■ Provided material:
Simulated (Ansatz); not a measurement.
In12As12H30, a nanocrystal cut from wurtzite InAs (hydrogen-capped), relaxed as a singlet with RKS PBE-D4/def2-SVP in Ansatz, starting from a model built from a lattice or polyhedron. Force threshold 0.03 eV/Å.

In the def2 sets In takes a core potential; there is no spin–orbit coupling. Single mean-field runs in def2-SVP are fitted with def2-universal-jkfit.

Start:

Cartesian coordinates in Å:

■ Assigned task:
Every record listed above needs to be written out again exactly.

■ Task output:
Simulated (Ansatz); not a measurement.
In12As12H30, a nanocrystal cut from wurtzite InAs (hydrogen-capped), relaxed as a singlet with RKS PBE-D4/def2-SVP in Ansatz, starting from a model built from a lattice or polyhedron. Force threshold 0.03 eV/Å.

In the def2 sets In takes a core potential; there is no spin–orbit coupling. Single mean-field runs in def2-SVP are fitted with def2-universal-jkfit.

Start:

Cartesian coordinates in Å:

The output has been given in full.